(Information supplied Opens)

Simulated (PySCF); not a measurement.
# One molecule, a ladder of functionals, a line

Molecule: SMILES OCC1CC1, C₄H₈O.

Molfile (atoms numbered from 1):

(Information supplied Closes)

Retype each of the records, word for word, with nothing added or dropped.

Simulated (PySCF); not a measurement.
# One molecule, a ladder of functionals, a line

Molecule: SMILES OCC1CC1, C₄H₈O.

Molfile (atoms numbered from 1):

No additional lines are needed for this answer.